Requirement: Output range, inclusive: from the line containing "- Pressure: -4.5 GPa" to the line containing "- Band gap on". Restate those lines from the data below word for word and only those.

Segment Start: Provided information

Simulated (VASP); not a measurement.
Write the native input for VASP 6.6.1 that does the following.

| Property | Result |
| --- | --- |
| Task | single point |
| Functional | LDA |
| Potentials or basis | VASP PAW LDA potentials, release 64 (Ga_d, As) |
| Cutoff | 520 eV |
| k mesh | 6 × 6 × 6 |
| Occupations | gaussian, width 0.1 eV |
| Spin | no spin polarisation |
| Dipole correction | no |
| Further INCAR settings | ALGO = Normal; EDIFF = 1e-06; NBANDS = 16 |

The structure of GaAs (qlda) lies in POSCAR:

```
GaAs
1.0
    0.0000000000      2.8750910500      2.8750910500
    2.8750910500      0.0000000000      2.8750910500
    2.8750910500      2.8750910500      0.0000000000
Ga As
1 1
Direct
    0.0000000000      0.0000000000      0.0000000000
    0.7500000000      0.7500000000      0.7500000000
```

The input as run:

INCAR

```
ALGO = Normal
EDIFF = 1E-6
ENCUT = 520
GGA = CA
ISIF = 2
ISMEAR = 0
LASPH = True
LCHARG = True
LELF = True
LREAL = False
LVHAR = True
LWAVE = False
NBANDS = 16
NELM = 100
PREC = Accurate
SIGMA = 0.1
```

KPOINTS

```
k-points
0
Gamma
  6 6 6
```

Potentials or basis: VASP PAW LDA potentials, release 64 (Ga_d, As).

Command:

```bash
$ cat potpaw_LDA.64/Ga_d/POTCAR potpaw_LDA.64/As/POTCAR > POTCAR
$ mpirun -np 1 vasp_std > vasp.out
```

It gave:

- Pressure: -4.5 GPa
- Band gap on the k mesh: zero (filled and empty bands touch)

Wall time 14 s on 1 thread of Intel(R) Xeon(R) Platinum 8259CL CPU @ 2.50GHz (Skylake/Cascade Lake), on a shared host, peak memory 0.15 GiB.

Segment End: Provided information

Written reply:
- Pressure: -4.5 GPa
- Band gap on the k mesh: zero (filled and empty bands touch)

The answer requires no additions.